━━━━━━━━━━

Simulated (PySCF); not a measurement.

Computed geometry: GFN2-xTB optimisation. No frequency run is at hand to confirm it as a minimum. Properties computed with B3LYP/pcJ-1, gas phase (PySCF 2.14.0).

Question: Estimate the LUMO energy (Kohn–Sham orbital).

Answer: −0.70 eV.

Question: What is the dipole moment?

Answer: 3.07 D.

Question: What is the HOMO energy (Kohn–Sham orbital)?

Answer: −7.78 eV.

━━━━━━━━━━

#### [BRIEF]
Print all the records exactly as written.

#### [TASK RESPONSE]
Simulated (PySCF); not a measurement.

Computed geometry: GFN2-xTB optimisation. No frequency run is at hand to confirm it as a minimum. Properties computed with B3LYP/pcJ-1, gas phase (PySCF 2.14.0).

Question: Estimate the LUMO energy (Kohn–Sham orbital).

Answer: −0.70 eV.

Question: What is the dipole moment?

Answer: 3.07 D.

Question: What is the HOMO energy (Kohn–Sham orbital)?

Answer: −7.78 eV.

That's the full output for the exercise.